BEGIN INFORMATION SHOWN

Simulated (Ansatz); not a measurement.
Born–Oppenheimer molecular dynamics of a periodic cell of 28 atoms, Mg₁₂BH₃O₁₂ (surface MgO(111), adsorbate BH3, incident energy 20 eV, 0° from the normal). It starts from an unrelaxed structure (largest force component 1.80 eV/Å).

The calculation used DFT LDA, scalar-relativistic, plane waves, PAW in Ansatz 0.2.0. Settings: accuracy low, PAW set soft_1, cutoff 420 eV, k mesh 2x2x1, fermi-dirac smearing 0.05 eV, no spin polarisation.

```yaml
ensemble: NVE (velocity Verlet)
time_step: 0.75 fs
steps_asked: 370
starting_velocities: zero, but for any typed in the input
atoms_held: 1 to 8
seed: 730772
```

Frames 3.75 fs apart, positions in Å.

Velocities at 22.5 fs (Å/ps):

END INFORMATION SHOWN

WORK REQUEST:
Each of the records is to be written out again exactly.

TASK OUTPUT:
Simulated (Ansatz); not a measurement.
Born–Oppenheimer molecular dynamics of a periodic cell of 28 atoms, Mg₁₂BH₃O₁₂ (surface MgO(111), adsorbate BH3, incident energy 20 eV, 0° from the normal). It starts from an unrelaxed structure (largest force component 1.80 eV/Å).

The calculation used DFT LDA, scalar-relativistic, plane waves, PAW in Ansatz 0.2.0. Settings: accuracy low, PAW set soft_1, cutoff 420 eV, k mesh 2x2x1, fermi-dirac smearing 0.05 eV, no spin polarisation.

```yaml
ensemble: NVE (velocity Verlet)
time_step: 0.75 fs
steps_asked: 370
starting_velocities: zero, but for any typed in the input
atoms_held: 1 to 8
seed: 730772
```

Frames 3.75 fs apart, positions in Å.

Velocities at 22.5 fs (Å/ps):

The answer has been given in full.